◆ Given records
☆ ☆ ☆ ☆ ☆
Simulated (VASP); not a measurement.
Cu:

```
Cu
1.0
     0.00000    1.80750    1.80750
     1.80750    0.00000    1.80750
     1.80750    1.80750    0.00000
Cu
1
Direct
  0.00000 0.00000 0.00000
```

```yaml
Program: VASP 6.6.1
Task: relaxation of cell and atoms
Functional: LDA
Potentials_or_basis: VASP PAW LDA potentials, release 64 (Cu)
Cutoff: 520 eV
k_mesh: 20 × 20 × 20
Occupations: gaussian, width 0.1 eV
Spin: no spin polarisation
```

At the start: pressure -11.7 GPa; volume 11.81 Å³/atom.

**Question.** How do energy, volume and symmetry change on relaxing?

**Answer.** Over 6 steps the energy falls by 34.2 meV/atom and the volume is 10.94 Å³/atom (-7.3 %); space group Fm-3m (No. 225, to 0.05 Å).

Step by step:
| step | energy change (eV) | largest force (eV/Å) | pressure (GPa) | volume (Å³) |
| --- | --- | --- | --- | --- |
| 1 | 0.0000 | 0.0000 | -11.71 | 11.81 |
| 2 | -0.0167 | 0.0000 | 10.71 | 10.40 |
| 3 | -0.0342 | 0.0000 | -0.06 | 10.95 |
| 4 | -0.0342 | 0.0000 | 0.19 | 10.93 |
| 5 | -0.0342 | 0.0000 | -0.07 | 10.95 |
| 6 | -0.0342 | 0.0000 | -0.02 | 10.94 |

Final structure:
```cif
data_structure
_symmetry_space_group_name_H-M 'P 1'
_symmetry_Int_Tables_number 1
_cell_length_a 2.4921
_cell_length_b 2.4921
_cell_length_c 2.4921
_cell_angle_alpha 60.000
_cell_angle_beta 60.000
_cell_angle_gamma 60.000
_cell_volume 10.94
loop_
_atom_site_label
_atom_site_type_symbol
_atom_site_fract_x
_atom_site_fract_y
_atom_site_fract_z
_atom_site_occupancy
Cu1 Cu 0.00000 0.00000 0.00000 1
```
☆ ☆ ☆ ☆ ☆

◆ Assignment
The lines needed are the ones from the first line of the entries through the line that contains "At the start: pressure", given again without any change.

◆ Expected answer
Simulated (VASP); not a measurement.
Cu:

```
Cu
1.0
     0.00000    1.80750    1.80750
     1.80750    0.00000    1.80750
     1.80750    1.80750    0.00000
Cu
1
Direct
  0.00000 0.00000 0.00000
```

```yaml
Program: VASP 6.6.1
Task: relaxation of cell and atoms
Functional: LDA
Potentials_or_basis: VASP PAW LDA potentials, release 64 (Cu)
Cutoff: 520 eV
k_mesh: 20 × 20 × 20
Occupations: gaussian, width 0.1 eV
Spin: no spin polarisation
```

At the start: pressure -11.7 GPa; volume 11.81 Å³/atom.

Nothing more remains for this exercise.